Beneath this instruction is a listing. Transcribe from it only the stretch from the line with "Compound: C₅H₆F₂O." through the line with "Task: At the", both end lines included, exactly as written.

******************************

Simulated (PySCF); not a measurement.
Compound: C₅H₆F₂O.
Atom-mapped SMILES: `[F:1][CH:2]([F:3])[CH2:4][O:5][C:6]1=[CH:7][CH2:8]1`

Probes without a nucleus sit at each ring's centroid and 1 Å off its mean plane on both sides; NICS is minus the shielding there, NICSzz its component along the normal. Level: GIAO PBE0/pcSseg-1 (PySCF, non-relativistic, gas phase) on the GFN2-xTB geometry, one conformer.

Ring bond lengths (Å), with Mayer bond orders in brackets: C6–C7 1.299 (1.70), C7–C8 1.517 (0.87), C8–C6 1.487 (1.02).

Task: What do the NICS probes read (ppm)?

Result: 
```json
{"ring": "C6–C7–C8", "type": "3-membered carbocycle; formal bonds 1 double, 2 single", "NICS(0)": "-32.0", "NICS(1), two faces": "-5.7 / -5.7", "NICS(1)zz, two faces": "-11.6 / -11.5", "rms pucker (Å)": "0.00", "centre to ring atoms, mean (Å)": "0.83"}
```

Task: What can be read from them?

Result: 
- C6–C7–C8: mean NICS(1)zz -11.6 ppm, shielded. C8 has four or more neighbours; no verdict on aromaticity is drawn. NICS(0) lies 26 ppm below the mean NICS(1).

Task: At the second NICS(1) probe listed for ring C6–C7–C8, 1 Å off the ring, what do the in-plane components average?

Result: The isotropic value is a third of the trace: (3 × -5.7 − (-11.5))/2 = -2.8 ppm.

******************************

**WRITTEN SOLUTION:**
Compound: C₅H₆F₂O.
Atom-mapped SMILES: `[F:1][CH:2]([F:3])[CH2:4][O:5][C:6]1=[CH:7][CH2:8]1`

Probes without a nucleus sit at each ring's centroid and 1 Å off its mean plane on both sides; NICS is minus the shielding there, NICSzz its component along the normal. Level: GIAO PBE0/pcSseg-1 (PySCF, non-relativistic, gas phase) on the GFN2-xTB geometry, one conformer.

Ring bond lengths (Å), with Mayer bond orders in brackets: C6–C7 1.299 (1.70), C7–C8 1.517 (0.87), C8–C6 1.487 (1.02).

Task: What do the NICS probes read (ppm)?

Result: 
```json
{"ring": "C6–C7–C8", "type": "3-membered carbocycle; formal bonds 1 double, 2 single", "NICS(0)": "-32.0", "NICS(1), two faces": "-5.7 / -5.7", "NICS(1)zz, two faces": "-11.6 / -11.5", "rms pucker (Å)": "0.00", "centre to ring atoms, mean (Å)": "0.83"}
```

Task: What can be read from them?

Result: 
- C6–C7–C8: mean NICS(1)zz -11.6 ppm, shielded. C8 has four or more neighbours; no verdict on aromaticity is drawn. NICS(0) lies 26 ppm below the mean NICS(1).

Task: At the second NICS(1) probe listed for ring C6–C7–C8, 1 Å off the ring, what do the in-plane components average?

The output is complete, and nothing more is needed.